ACTIVITY:
A line containing "So far. Step" appears in the material below. Return exactly every line from the first through that one, and only those.

- Opening Delimiter -

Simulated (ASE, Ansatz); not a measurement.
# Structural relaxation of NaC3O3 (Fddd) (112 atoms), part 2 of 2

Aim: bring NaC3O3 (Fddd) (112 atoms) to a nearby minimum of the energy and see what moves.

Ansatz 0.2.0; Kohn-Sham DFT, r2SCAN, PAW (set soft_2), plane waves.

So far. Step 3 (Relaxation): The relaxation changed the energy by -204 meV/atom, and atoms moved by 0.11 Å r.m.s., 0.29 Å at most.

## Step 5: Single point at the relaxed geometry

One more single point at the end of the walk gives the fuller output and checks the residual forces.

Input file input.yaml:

- Closing Delimiter -

TASK SOLUTION:
Simulated (ASE, Ansatz); not a measurement.
# Structural relaxation of NaC3O3 (Fddd) (112 atoms), part 2 of 2

Aim: bring NaC3O3 (Fddd) (112 atoms) to a nearby minimum of the energy and see what moves.

Ansatz 0.2.0; Kohn-Sham DFT, r2SCAN, PAW (set soft_2), plane waves.

So far. Step 3 (Relaxation): The relaxation changed the energy by -204 meV/atom, and atoms moved by 0.11 Å r.m.s., 0.29 Å at most.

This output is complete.